__Requirement__. Return the full set of records, matching them character for character.

__Source material__.
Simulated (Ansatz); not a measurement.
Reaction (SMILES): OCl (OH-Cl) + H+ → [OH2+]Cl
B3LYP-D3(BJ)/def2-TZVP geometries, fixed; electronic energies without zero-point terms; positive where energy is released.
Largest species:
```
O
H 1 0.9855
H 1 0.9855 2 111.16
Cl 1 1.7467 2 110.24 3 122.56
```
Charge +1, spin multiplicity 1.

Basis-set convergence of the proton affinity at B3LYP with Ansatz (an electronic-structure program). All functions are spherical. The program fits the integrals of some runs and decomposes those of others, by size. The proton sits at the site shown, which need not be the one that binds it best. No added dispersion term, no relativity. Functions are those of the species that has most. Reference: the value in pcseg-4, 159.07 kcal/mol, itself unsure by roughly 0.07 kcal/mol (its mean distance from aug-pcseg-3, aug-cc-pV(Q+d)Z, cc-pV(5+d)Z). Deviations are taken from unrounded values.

__Your solution__.
Simulated (Ansatz); not a measurement.
Reaction (SMILES): OCl (OH-Cl) + H+ → [OH2+]Cl
B3LYP-D3(BJ)/def2-TZVP geometries, fixed; electronic energies without zero-point terms; positive where energy is released.
Largest species:
```
O
H 1 0.9855
H 1 0.9855 2 111.16
Cl 1 1.7467 2 110.24 3 122.56
```
Charge +1, spin multiplicity 1.

Basis-set convergence of the proton affinity at B3LYP with Ansatz (an electronic-structure program). All functions are spherical. The program fits the integrals of some runs and decomposes those of others, by size. The proton sits at the site shown, which need not be the one that binds it best. No added dispersion term, no relativity. Functions are those of the species that has most. Reference: the value in pcseg-4, 159.07 kcal/mol, itself unsure by roughly 0.07 kcal/mol (its mean distance from aug-pcseg-3, aug-cc-pV(Q+d)Z, cc-pV(5+d)Z). Deviations are taken from unrounded values.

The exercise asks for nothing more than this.